▶ [Brief] Each entry below must appear in the answer exactly as written.

▶ [Source data]
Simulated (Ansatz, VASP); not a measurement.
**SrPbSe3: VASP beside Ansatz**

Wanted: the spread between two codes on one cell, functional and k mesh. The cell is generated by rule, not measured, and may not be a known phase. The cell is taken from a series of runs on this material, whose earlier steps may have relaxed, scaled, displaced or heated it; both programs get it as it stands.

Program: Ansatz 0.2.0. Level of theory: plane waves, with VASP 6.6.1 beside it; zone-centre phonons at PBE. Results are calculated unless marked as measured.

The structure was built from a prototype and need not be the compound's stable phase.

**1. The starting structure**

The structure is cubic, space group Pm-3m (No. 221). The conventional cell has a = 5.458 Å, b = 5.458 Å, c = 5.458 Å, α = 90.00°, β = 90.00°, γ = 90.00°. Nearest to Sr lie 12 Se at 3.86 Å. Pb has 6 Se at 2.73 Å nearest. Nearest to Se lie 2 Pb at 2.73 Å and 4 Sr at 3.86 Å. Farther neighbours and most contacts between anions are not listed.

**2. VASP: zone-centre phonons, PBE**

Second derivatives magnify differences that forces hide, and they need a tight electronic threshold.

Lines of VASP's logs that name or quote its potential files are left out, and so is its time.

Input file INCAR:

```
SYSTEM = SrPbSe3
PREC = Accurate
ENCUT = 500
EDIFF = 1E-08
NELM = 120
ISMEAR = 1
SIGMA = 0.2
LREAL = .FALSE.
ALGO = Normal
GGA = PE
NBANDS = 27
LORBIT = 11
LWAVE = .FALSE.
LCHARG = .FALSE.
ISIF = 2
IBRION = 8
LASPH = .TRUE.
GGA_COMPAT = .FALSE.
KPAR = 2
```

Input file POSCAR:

▶ [Solution]
Simulated (Ansatz, VASP); not a measurement.
**SrPbSe3: VASP beside Ansatz**

Wanted: the spread between two codes on one cell, functional and k mesh. The cell is generated by rule, not measured, and may not be a known phase. The cell is taken from a series of runs on this material, whose earlier steps may have relaxed, scaled, displaced or heated it; both programs get it as it stands.

Program: Ansatz 0.2.0. Level of theory: plane waves, with VASP 6.6.1 beside it; zone-centre phonons at PBE. Results are calculated unless marked as measured.

The structure was built from a prototype and need not be the compound's stable phase.

**1. The starting structure**

The structure is cubic, space group Pm-3m (No. 221). The conventional cell has a = 5.458 Å, b = 5.458 Å, c = 5.458 Å, α = 90.00°, β = 90.00°, γ = 90.00°. Nearest to Sr lie 12 Se at 3.86 Å. Pb has 6 Se at 2.73 Å nearest. Nearest to Se lie 2 Pb at 2.73 Å and 4 Sr at 3.86 Å. Farther neighbours and most contacts between anions are not listed.

**2. VASP: zone-centre phonons, PBE**

Second derivatives magnify differences that forces hide, and they need a tight electronic threshold.

Lines of VASP's logs that name or quote its potential files are left out, and so is its time.

Input file INCAR:

```
SYSTEM = SrPbSe3
PREC = Accurate
ENCUT = 500
EDIFF = 1E-08
NELM = 120
ISMEAR = 1
SIGMA = 0.2
LREAL = .FALSE.
ALGO = Normal
GGA = PE
NBANDS = 27
LORBIT = 11
LWAVE = .FALSE.
LCHARG = .FALSE.
ISIF = 2
IBRION = 8
LASPH = .TRUE.
GGA_COMPAT = .FALSE.
KPAR = 2
```

Input file POSCAR:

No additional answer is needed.